## Work request:
Take the entries below and reproduce them word for word.

*****
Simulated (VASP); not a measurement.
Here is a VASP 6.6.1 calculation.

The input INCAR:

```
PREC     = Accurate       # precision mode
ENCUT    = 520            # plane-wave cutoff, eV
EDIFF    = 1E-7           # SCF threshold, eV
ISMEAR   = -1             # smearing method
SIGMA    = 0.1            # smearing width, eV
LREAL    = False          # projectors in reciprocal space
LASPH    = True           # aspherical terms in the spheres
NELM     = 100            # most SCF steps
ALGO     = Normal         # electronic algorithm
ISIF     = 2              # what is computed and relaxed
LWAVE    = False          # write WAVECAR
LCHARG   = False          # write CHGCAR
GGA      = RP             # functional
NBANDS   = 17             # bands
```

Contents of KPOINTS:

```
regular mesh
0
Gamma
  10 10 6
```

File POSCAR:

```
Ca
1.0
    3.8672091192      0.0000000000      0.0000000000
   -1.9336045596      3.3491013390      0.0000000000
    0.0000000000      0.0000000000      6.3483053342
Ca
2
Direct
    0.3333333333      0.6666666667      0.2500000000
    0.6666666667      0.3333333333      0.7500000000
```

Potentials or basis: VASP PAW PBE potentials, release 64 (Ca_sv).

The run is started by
*****

## Response:
Simulated (VASP); not a measurement.
Here is a VASP 6.6.1 calculation.

The input INCAR:

```
PREC     = Accurate       # precision mode
ENCUT    = 520            # plane-wave cutoff, eV
EDIFF    = 1E-7           # SCF threshold, eV
ISMEAR   = -1             # smearing method
SIGMA    = 0.1            # smearing width, eV
LREAL    = False          # projectors in reciprocal space
LASPH    = True           # aspherical terms in the spheres
NELM     = 100            # most SCF steps
ALGO     = Normal         # electronic algorithm
ISIF     = 2              # what is computed and relaxed
LWAVE    = False          # write WAVECAR
LCHARG   = False          # write CHGCAR
GGA      = RP             # functional
NBANDS   = 17             # bands
```

Contents of KPOINTS:

```
regular mesh
0
Gamma
  10 10 6
```

File POSCAR:

```
Ca
1.0
    3.8672091192      0.0000000000      0.0000000000
   -1.9336045596      3.3491013390      0.0000000000
    0.0000000000      0.0000000000      6.3483053342
Ca
2
Direct
    0.3333333333      0.6666666667      0.2500000000
    0.6666666667      0.3333333333      0.7500000000
```

Potentials or basis: VASP PAW PBE potentials, release 64 (Ca_sv).

The run is started by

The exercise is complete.